» Records shown:
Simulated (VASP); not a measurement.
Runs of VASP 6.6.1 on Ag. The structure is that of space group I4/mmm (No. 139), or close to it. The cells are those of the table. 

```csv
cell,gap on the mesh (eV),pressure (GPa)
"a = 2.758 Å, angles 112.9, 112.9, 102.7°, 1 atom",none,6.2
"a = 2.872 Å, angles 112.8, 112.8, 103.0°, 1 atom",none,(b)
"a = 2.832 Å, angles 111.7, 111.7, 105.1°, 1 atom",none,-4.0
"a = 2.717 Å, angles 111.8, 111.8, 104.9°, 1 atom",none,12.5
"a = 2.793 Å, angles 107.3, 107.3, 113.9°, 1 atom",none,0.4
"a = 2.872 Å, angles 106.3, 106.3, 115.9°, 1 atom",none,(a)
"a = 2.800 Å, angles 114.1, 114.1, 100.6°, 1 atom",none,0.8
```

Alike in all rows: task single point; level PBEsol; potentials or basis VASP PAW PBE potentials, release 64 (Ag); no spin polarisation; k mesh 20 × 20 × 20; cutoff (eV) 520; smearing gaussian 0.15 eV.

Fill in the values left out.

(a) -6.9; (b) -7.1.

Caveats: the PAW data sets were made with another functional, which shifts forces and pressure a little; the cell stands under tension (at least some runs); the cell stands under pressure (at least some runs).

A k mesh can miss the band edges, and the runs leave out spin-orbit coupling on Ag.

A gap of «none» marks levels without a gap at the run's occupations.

» Exercise: Starting from the top of the records and ending at the line that contains "Caveats: the PAW", repeat each line exactly and return only those lines.

» Written reply:
Simulated (VASP); not a measurement.
Runs of VASP 6.6.1 on Ag. The structure is that of space group I4/mmm (No. 139), or close to it. The cells are those of the table. 

```csv
cell,gap on the mesh (eV),pressure (GPa)
"a = 2.758 Å, angles 112.9, 112.9, 102.7°, 1 atom",none,6.2
"a = 2.872 Å, angles 112.8, 112.8, 103.0°, 1 atom",none,(b)
"a = 2.832 Å, angles 111.7, 111.7, 105.1°, 1 atom",none,-4.0
"a = 2.717 Å, angles 111.8, 111.8, 104.9°, 1 atom",none,12.5
"a = 2.793 Å, angles 107.3, 107.3, 113.9°, 1 atom",none,0.4
"a = 2.872 Å, angles 106.3, 106.3, 115.9°, 1 atom",none,(a)
"a = 2.800 Å, angles 114.1, 114.1, 100.6°, 1 atom",none,0.8
```

Alike in all rows: task single point; level PBEsol; potentials or basis VASP PAW PBE potentials, release 64 (Ag); no spin polarisation; k mesh 20 × 20 × 20; cutoff (eV) 520; smearing gaussian 0.15 eV.

Fill in the values left out.

(a) -6.9; (b) -7.1.

Caveats: the PAW data sets were made with another functional, which shifts forces and pressure a little; the cell stands under tension (at least some runs); the cell stands under pressure (at least some runs).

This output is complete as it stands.